• _RECORDS SUPPLIED_
==============================

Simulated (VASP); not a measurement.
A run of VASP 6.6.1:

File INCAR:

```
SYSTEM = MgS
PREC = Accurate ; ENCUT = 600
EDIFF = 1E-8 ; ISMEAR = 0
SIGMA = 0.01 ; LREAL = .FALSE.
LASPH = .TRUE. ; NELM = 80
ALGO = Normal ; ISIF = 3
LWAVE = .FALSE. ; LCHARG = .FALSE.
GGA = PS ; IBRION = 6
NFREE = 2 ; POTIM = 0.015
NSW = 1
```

==============================

Output the records verbatim, from the first line to the last.

• _EXERCISE OUTPUT_
Simulated (VASP); not a measurement.
A run of VASP 6.6.1:

File INCAR:

```
SYSTEM = MgS
PREC = Accurate ; ENCUT = 600
EDIFF = 1E-8 ; ISMEAR = 0
SIGMA = 0.01 ; LREAL = .FALSE.
LASPH = .TRUE. ; NELM = 80
ALGO = Normal ; ISIF = 3
LWAVE = .FALSE. ; LCHARG = .FALSE.
GGA = PS ; IBRION = 6
NFREE = 2 ; POTIM = 0.015
NSW = 1
```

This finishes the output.